**WORK ORDER:**
Beginning with the first line, transcribe the entries below exactly through the line containing "Caveats: spin-orbit coupling", inclusive.

———

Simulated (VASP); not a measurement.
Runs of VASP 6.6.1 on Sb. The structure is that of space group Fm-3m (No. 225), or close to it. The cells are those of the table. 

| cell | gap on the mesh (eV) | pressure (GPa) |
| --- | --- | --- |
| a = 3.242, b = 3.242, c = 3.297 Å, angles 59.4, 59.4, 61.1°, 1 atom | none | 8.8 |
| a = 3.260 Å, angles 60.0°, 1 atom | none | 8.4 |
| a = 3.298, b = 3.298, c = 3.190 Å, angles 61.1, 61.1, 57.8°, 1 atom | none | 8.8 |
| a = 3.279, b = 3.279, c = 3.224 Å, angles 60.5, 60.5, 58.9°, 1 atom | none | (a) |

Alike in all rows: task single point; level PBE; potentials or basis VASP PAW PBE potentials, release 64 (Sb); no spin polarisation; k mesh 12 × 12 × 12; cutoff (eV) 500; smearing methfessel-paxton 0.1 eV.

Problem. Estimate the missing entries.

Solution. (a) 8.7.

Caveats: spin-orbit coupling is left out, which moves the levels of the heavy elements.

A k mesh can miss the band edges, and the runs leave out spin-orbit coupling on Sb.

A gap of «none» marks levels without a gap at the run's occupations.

———

**EXPECTED ANSWER:**
Simulated (VASP); not a measurement.
Runs of VASP 6.6.1 on Sb. The structure is that of space group Fm-3m (No. 225), or close to it. The cells are those of the table. 

| cell | gap on the mesh (eV) | pressure (GPa) |
| --- | --- | --- |
| a = 3.242, b = 3.242, c = 3.297 Å, angles 59.4, 59.4, 61.1°, 1 atom | none | 8.8 |
| a = 3.260 Å, angles 60.0°, 1 atom | none | 8.4 |
| a = 3.298, b = 3.298, c = 3.190 Å, angles 61.1, 61.1, 57.8°, 1 atom | none | 8.8 |
| a = 3.279, b = 3.279, c = 3.224 Å, angles 60.5, 60.5, 58.9°, 1 atom | none | (a) |

Alike in all rows: task single point; level PBE; potentials or basis VASP PAW PBE potentials, release 64 (Sb); no spin polarisation; k mesh 12 × 12 × 12; cutoff (eV) 500; smearing methfessel-paxton 0.1 eV.

Problem. Estimate the missing entries.

Solution. (a) 8.7.

Caveats: spin-orbit coupling is left out, which moves the levels of the heavy elements.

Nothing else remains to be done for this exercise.